● BRIEF:
Once you have read the listing, write it all out exactly.

*** Opening RECORDS SUPPLIED ***

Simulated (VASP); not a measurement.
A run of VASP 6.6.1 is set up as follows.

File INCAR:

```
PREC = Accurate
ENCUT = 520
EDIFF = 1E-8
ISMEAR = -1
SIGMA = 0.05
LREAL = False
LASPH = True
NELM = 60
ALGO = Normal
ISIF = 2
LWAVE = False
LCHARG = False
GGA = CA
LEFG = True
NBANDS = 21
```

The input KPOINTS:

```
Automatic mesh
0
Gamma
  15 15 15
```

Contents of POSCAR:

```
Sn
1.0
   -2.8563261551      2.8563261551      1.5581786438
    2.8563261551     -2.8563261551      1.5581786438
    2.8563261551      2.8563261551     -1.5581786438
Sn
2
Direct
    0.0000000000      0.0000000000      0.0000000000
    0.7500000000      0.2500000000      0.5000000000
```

*** Closing RECORDS SUPPLIED ***

● YOUR SOLUTION:
Simulated (VASP); not a measurement.
A run of VASP 6.6.1 is set up as follows.

File INCAR:

```
PREC = Accurate
ENCUT = 520
EDIFF = 1E-8
ISMEAR = -1
SIGMA = 0.05
LREAL = False
LASPH = True
NELM = 60
ALGO = Normal
ISIF = 2
LWAVE = False
LCHARG = False
GGA = CA
LEFG = True
NBANDS = 21
```

The input KPOINTS:

```
Automatic mesh
0
Gamma
  15 15 15
```

Contents of POSCAR:

```
Sn
1.0
   -2.8563261551      2.8563261551      1.5581786438
    2.8563261551     -2.8563261551      1.5581786438
    2.8563261551      2.8563261551     -1.5581786438
Sn
2
Direct
    0.0000000000      0.0000000000      0.0000000000
    0.7500000000      0.2500000000      0.5000000000
```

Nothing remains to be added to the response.